> [BRIEF] Transcribe every record exactly as it appears.

◆ ◆ ◆ ◆ ◆
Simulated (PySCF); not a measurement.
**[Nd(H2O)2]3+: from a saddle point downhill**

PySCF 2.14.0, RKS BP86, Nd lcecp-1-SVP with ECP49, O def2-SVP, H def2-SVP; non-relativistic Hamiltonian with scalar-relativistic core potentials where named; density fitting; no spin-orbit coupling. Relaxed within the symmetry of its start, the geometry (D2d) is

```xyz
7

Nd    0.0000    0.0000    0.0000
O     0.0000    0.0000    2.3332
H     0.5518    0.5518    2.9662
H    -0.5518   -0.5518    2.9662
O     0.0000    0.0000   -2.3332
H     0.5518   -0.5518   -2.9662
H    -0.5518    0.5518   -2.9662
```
◆ ◆ ◆ ◆ ◆

> [ANSWER SPACE]
Simulated (PySCF); not a measurement.
**[Nd(H2O)2]3+: from a saddle point downhill**

PySCF 2.14.0, RKS BP86, Nd lcecp-1-SVP with ECP49, O def2-SVP, H def2-SVP; non-relativistic Hamiltonian with scalar-relativistic core potentials where named; density fitting; no spin-orbit coupling. Relaxed within the symmetry of its start, the geometry (D2d) is

```xyz
7

Nd    0.0000    0.0000    0.0000
O     0.0000    0.0000    2.3332
H     0.5518    0.5518    2.9662
H    -0.5518   -0.5518    2.9662
O     0.0000    0.0000   -2.3332
H     0.5518   -0.5518   -2.9662
H    -0.5518    0.5518   -2.9662
```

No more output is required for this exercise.